## Work item
Everything in the data below is left aside except the lines from the one containing "Crystal: TiPt3." through the one containing "At the start: pressure"; repeat those exactly.

══════════
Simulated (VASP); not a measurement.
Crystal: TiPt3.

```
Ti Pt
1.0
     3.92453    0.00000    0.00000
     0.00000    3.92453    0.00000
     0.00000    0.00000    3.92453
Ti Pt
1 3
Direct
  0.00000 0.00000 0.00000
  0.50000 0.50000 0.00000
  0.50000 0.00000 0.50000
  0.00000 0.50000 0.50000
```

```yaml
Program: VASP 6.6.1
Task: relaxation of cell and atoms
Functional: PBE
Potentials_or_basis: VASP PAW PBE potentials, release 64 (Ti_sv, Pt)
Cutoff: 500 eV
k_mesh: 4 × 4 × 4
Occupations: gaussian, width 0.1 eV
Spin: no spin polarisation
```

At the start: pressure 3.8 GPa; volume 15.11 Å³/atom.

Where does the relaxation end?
══════════

## Task response
Crystal: TiPt3.

```
Ti Pt
1.0
     3.92453    0.00000    0.00000
     0.00000    3.92453    0.00000
     0.00000    0.00000    3.92453
Ti Pt
1 3
Direct
  0.00000 0.00000 0.00000
  0.50000 0.50000 0.00000
  0.50000 0.00000 0.50000
  0.00000 0.50000 0.50000
```

```yaml
Program: VASP 6.6.1
Task: relaxation of cell and atoms
Functional: PBE
Potentials_or_basis: VASP PAW PBE potentials, release 64 (Ti_sv, Pt)
Cutoff: 500 eV
k_mesh: 4 × 4 × 4
Occupations: gaussian, width 0.1 eV
Spin: no spin polarisation
```

At the start: pressure 3.8 GPa; volume 15.11 Å³/atom.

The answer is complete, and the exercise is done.